> TASK ITEM
Reproduce precisely the lines between the start of the data below and the line with "## Step 1: The system as given", both included.

> SUPPLIED ENTRIES
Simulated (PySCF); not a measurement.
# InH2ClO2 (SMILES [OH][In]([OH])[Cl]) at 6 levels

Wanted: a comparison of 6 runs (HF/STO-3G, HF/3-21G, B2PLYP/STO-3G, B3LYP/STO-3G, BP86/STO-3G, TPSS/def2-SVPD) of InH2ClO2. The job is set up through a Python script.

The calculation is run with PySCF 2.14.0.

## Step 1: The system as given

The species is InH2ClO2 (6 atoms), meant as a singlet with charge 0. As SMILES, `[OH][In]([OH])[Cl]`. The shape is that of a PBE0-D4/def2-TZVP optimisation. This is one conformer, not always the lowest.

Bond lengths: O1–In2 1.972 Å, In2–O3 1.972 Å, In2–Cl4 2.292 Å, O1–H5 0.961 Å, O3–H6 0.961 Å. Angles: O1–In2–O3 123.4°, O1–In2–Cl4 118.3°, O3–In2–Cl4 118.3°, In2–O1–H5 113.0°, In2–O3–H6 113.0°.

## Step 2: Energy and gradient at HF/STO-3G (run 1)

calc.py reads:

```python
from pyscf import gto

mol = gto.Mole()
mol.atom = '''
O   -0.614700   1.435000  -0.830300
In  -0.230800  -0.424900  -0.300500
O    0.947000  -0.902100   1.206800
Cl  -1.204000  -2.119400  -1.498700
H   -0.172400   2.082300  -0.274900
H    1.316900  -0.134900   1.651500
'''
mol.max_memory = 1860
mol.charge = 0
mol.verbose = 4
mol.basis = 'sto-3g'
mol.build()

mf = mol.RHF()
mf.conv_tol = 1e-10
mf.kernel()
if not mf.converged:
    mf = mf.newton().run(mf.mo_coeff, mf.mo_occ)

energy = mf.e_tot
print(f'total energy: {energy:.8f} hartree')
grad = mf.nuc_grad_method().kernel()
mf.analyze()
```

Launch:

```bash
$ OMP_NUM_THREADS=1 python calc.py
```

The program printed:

> WRITTEN RESPONSE
Simulated (PySCF); not a measurement.
# InH2ClO2 (SMILES [OH][In]([OH])[Cl]) at 6 levels

Wanted: a comparison of 6 runs (HF/STO-3G, HF/3-21G, B2PLYP/STO-3G, B3LYP/STO-3G, BP86/STO-3G, TPSS/def2-SVPD) of InH2ClO2. The job is set up through a Python script.

The calculation is run with PySCF 2.14.0.

## Step 1: The system as given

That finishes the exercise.